Required action: Each entry needs to be reproduced exactly as it is.

Extracted information:
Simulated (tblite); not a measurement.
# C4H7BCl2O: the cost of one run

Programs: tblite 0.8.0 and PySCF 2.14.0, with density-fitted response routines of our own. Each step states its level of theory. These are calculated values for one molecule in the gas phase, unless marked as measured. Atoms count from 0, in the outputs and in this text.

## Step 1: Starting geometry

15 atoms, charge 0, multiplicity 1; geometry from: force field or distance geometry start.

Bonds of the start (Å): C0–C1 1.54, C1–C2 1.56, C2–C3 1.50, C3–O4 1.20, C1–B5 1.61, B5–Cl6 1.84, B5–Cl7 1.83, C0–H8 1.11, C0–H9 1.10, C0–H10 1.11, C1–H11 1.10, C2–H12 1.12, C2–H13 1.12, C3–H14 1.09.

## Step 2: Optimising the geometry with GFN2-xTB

Written solution:
Simulated (tblite); not a measurement.
# C4H7BCl2O: the cost of one run

Programs: tblite 0.8.0 and PySCF 2.14.0, with density-fitted response routines of our own. Each step states its level of theory. These are calculated values for one molecule in the gas phase, unless marked as measured. Atoms count from 0, in the outputs and in this text.

## Step 1: Starting geometry

15 atoms, charge 0, multiplicity 1; geometry from: force field or distance geometry start.

Bonds of the start (Å): C0–C1 1.54, C1–C2 1.56, C2–C3 1.50, C3–O4 1.20, C1–B5 1.61, B5–Cl6 1.84, B5–Cl7 1.83, C0–H8 1.11, C0–H9 1.10, C0–H10 1.11, C1–H11 1.10, C2–H12 1.12, C2–H13 1.12, C3–H14 1.09.

## Step 2: Optimising the geometry with GFN2-xTB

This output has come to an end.